◆ Exercise ◆
The answer must consist of every record below, reproduced exactly.

------------------------------------------------

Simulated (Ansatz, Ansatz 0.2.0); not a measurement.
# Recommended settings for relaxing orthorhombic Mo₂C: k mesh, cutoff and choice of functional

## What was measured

------------------------------------------------

◆ Task solution ◆
Simulated (Ansatz, Ansatz 0.2.0); not a measurement.
# Recommended settings for relaxing orthorhombic Mo₂C: k mesh, cutoff and choice of functional

## What was measured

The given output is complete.